PROVIDED MATERIAL ▸
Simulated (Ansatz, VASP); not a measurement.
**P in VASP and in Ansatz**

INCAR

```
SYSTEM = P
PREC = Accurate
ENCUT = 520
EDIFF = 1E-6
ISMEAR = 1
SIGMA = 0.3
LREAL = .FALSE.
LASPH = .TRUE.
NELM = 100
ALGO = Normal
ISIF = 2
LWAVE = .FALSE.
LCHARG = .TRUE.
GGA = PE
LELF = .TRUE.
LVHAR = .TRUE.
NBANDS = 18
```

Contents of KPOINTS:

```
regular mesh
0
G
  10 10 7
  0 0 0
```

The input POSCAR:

EXERCISE ▸
Your reply should hold all the entries, each repeated without a single change.

WRITTEN ANSWER ▸
Simulated (Ansatz, VASP); not a measurement.
**P in VASP and in Ansatz**

INCAR

```
SYSTEM = P
PREC = Accurate
ENCUT = 520
EDIFF = 1E-6
ISMEAR = 1
SIGMA = 0.3
LREAL = .FALSE.
LASPH = .TRUE.
NELM = 100
ALGO = Normal
ISIF = 2
LWAVE = .FALSE.
LCHARG = .TRUE.
GGA = PE
LELF = .TRUE.
LVHAR = .TRUE.
NBANDS = 18
```

Contents of KPOINTS:

```
regular mesh
0
G
  10 10 7
  0 0 0
```

The input POSCAR:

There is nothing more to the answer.